===============
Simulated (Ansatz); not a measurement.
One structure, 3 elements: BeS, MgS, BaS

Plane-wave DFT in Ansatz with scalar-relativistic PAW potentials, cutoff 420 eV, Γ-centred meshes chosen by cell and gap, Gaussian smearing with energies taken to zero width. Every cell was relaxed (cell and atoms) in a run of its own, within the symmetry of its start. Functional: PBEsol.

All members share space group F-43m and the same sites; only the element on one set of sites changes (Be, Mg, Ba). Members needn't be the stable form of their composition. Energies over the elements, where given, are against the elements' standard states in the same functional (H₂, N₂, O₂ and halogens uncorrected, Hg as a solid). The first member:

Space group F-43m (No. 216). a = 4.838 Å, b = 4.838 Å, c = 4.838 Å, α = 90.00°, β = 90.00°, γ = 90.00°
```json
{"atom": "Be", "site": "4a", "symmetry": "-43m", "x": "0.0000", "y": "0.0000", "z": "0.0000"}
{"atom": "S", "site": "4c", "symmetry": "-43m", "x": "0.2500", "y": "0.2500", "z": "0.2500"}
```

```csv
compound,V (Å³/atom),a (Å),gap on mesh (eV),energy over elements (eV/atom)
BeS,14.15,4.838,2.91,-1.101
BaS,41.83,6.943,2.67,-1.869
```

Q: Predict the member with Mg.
===============

-- Required action --
Would you restate, word for word, every line of the listing from its first line through the line with "One structure, 3 elements: BeS, MgS, BaS"?

-- Response --
Simulated (Ansatz); not a measurement.
One structure, 3 elements: BeS, MgS, BaS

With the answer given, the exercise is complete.